Exercise:
Your answer is the lines below, exactly, from the one that contains "of the input).*" through the one that contains "The structure derives", both included.

◇ ◇ ◇

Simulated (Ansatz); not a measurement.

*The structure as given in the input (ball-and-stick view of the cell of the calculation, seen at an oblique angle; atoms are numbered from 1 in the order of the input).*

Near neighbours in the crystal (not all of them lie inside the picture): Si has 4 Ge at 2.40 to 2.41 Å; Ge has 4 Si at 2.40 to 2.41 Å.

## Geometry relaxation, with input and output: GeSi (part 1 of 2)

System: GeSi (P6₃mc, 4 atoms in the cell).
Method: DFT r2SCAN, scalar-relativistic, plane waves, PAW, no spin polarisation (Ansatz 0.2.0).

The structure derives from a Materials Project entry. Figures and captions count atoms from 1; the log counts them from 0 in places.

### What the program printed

◇ ◇ ◇

Answer area:
*The structure as given in the input (ball-and-stick view of the cell of the calculation, seen at an oblique angle; atoms are numbered from 1 in the order of the input).*

Near neighbours in the crystal (not all of them lie inside the picture): Si has 4 Ge at 2.40 to 2.41 Å; Ge has 4 Si at 2.40 to 2.41 Å.

## Geometry relaxation, with input and output: GeSi (part 1 of 2)

System: GeSi (P6₃mc, 4 atoms in the cell).
Method: DFT r2SCAN, scalar-relativistic, plane waves, PAW, no spin polarisation (Ansatz 0.2.0).

The structure derives from a Materials Project entry. Figures and captions count atoms from 1; the log counts them from 0 in places.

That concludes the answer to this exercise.